→ **Assigned task**
Among the lines below, take the one holding "The species is", the one holding "5. Spin-orbit coupling", and all lines between them. Set them down exactly.

[Source material]
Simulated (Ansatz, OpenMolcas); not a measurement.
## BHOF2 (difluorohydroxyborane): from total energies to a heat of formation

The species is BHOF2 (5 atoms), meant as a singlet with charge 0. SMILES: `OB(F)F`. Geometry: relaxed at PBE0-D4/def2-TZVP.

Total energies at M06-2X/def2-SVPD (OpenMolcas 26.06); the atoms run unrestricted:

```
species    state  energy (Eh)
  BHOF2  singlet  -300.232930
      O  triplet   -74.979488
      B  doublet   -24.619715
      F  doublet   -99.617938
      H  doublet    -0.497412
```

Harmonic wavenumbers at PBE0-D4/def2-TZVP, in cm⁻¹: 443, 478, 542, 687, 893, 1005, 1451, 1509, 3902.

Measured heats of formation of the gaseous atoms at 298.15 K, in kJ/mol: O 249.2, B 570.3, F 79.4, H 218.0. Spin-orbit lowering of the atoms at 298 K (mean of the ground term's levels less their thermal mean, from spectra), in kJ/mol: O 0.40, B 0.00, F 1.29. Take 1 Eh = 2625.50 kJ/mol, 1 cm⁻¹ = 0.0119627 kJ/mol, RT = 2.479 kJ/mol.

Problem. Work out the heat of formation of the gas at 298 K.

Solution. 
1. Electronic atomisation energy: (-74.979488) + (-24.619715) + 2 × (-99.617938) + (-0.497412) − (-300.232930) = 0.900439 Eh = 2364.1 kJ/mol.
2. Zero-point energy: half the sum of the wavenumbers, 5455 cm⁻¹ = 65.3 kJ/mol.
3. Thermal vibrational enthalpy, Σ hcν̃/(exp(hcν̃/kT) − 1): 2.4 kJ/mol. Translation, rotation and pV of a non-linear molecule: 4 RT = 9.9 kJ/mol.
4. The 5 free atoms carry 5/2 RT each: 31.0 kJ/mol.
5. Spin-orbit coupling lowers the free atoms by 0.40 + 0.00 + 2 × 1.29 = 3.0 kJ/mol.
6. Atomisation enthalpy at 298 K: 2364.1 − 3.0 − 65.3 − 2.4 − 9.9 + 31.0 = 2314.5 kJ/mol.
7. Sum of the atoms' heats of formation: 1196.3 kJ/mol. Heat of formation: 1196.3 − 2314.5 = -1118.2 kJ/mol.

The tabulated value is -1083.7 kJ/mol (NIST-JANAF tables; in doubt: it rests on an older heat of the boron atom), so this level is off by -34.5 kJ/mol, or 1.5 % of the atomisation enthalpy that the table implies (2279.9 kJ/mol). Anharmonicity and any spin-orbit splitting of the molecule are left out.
[/Source material]

→ **Reply**
The species is BHOF2 (5 atoms), meant as a singlet with charge 0. SMILES: `OB(F)F`. Geometry: relaxed at PBE0-D4/def2-TZVP.

Total energies at M06-2X/def2-SVPD (OpenMolcas 26.06); the atoms run unrestricted:

```
species    state  energy (Eh)
  BHOF2  singlet  -300.232930
      O  triplet   -74.979488
      B  doublet   -24.619715
      F  doublet   -99.617938
      H  doublet    -0.497412
```

Harmonic wavenumbers at PBE0-D4/def2-TZVP, in cm⁻¹: 443, 478, 542, 687, 893, 1005, 1451, 1509, 3902.

Measured heats of formation of the gaseous atoms at 298.15 K, in kJ/mol: O 249.2, B 570.3, F 79.4, H 218.0. Spin-orbit lowering of the atoms at 298 K (mean of the ground term's levels less their thermal mean, from spectra), in kJ/mol: O 0.40, B 0.00, F 1.29. Take 1 Eh = 2625.50 kJ/mol, 1 cm⁻¹ = 0.0119627 kJ/mol, RT = 2.479 kJ/mol.

Problem. Work out the heat of formation of the gas at 298 K.

Solution. 
1. Electronic atomisation energy: (-74.979488) + (-24.619715) + 2 × (-99.617938) + (-0.497412) − (-300.232930) = 0.900439 Eh = 2364.1 kJ/mol.
2. Zero-point energy: half the sum of the wavenumbers, 5455 cm⁻¹ = 65.3 kJ/mol.
3. Thermal vibrational enthalpy, Σ hcν̃/(exp(hcν̃/kT) − 1): 2.4 kJ/mol. Translation, rotation and pV of a non-linear molecule: 4 RT = 9.9 kJ/mol.
4. The 5 free atoms carry 5/2 RT each: 31.0 kJ/mol.
5. Spin-orbit coupling lowers the free atoms by 0.40 + 0.00 + 2 × 1.29 = 3.0 kJ/mol.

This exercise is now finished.